> _SOURCE DATA_:
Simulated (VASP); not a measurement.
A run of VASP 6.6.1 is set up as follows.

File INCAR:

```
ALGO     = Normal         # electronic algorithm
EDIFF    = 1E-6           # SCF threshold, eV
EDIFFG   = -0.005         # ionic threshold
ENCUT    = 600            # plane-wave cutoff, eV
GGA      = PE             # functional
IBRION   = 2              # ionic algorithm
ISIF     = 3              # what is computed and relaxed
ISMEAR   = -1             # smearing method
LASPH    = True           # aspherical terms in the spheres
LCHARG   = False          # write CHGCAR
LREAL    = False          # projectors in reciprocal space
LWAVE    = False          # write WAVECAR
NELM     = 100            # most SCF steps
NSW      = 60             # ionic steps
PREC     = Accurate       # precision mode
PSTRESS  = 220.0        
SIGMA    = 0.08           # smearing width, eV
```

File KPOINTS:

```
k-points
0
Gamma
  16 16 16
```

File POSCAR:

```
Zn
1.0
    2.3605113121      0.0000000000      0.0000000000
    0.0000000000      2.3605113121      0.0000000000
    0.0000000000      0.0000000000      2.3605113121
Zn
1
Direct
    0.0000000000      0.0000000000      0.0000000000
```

> _ACTION ITEM_:
The required result is a verbatim copy of all the entries.

> _EXERCISE OUTPUT_:
Simulated (VASP); not a measurement.
A run of VASP 6.6.1 is set up as follows.

File INCAR:

```
ALGO     = Normal         # electronic algorithm
EDIFF    = 1E-6           # SCF threshold, eV
EDIFFG   = -0.005         # ionic threshold
ENCUT    = 600            # plane-wave cutoff, eV
GGA      = PE             # functional
IBRION   = 2              # ionic algorithm
ISIF     = 3              # what is computed and relaxed
ISMEAR   = -1             # smearing method
LASPH    = True           # aspherical terms in the spheres
LCHARG   = False          # write CHGCAR
LREAL    = False          # projectors in reciprocal space
LWAVE    = False          # write WAVECAR
NELM     = 100            # most SCF steps
NSW      = 60             # ionic steps
PREC     = Accurate       # precision mode
PSTRESS  = 220.0        
SIGMA    = 0.08           # smearing width, eV
```

File KPOINTS:

```
k-points
0
Gamma
  16 16 16
```

File POSCAR:

```
Zn
1.0
    2.3605113121      0.0000000000      0.0000000000
    0.0000000000      2.3605113121      0.0000000000
    0.0000000000      0.0000000000      2.3605113121
Zn
1
Direct
    0.0000000000      0.0000000000      0.0000000000
```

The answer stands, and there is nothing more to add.